---------- SUPPLIED DATA
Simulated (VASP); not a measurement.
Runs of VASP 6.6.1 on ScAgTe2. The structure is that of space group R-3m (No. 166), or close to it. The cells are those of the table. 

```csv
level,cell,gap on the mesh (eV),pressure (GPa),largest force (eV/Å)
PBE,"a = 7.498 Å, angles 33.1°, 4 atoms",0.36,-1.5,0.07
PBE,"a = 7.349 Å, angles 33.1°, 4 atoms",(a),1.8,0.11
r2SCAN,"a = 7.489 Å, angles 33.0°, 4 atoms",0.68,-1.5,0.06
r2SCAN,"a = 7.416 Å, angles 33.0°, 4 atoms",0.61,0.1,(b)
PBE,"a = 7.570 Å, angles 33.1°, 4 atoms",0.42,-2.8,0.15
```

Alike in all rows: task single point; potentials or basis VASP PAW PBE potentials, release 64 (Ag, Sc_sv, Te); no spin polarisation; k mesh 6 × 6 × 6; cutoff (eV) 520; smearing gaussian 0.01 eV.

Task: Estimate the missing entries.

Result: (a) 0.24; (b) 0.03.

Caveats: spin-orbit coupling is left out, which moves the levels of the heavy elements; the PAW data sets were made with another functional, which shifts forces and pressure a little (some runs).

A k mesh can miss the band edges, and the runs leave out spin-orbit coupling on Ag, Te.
--------------------

● EXERCISE
Starting at the top of the listing above, repeat every line exactly until the line that contains "Caveats: spin-orbit coupling" has been repeated too.

● WRITTEN RESPONSE
Simulated (VASP); not a measurement.
Runs of VASP 6.6.1 on ScAgTe2. The structure is that of space group R-3m (No. 166), or close to it. The cells are those of the table. 

```csv
level,cell,gap on the mesh (eV),pressure (GPa),largest force (eV/Å)
PBE,"a = 7.498 Å, angles 33.1°, 4 atoms",0.36,-1.5,0.07
PBE,"a = 7.349 Å, angles 33.1°, 4 atoms",(a),1.8,0.11
r2SCAN,"a = 7.489 Å, angles 33.0°, 4 atoms",0.68,-1.5,0.06
r2SCAN,"a = 7.416 Å, angles 33.0°, 4 atoms",0.61,0.1,(b)
PBE,"a = 7.570 Å, angles 33.1°, 4 atoms",0.42,-2.8,0.15
```

Alike in all rows: task single point; potentials or basis VASP PAW PBE potentials, release 64 (Ag, Sc_sv, Te); no spin polarisation; k mesh 6 × 6 × 6; cutoff (eV) 520; smearing gaussian 0.01 eV.

Task: Estimate the missing entries.

Result: (a) 0.24; (b) 0.03.

Caveats: spin-orbit coupling is left out, which moves the levels of the heavy elements; the PAW data sets were made with another functional, which shifts forces and pressure a little (some runs).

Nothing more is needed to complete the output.